[LISTED ENTRIES Boundary: Start]
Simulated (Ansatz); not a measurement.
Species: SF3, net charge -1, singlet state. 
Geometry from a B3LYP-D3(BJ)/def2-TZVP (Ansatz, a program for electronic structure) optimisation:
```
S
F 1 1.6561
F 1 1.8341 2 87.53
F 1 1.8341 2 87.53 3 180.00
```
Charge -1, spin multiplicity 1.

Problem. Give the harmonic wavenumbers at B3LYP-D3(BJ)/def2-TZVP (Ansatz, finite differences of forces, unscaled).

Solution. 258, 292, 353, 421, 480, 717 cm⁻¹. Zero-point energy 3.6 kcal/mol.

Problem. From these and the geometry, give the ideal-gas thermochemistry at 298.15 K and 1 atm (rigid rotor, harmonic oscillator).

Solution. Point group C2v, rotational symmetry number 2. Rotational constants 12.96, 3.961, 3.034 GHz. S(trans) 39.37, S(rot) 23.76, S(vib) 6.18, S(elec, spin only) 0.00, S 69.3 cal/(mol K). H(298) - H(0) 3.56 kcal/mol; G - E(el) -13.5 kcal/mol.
[LISTED ENTRIES Boundary: End]

_EXERCISE:_
Return every entry exactly.

_EXERCISE RESULT:_
Simulated (Ansatz); not a measurement.
Species: SF3, net charge -1, singlet state. 
Geometry from a B3LYP-D3(BJ)/def2-TZVP (Ansatz, a program for electronic structure) optimisation:
```
S
F 1 1.6561
F 1 1.8341 2 87.53
F 1 1.8341 2 87.53 3 180.00
```
Charge -1, spin multiplicity 1.

Problem. Give the harmonic wavenumbers at B3LYP-D3(BJ)/def2-TZVP (Ansatz, finite differences of forces, unscaled).

Solution. 258, 292, 353, 421, 480, 717 cm⁻¹. Zero-point energy 3.6 kcal/mol.

Problem. From these and the geometry, give the ideal-gas thermochemistry at 298.15 K and 1 atm (rigid rotor, harmonic oscillator).

Solution. Point group C2v, rotational symmetry number 2. Rotational constants 12.96, 3.961, 3.034 GHz. S(trans) 39.37, S(rot) 23.76, S(vib) 6.18, S(elec, spin only) 0.00, S 69.3 cal/(mol K). H(298) - H(0) 3.56 kcal/mol; G - E(el) -13.5 kcal/mol.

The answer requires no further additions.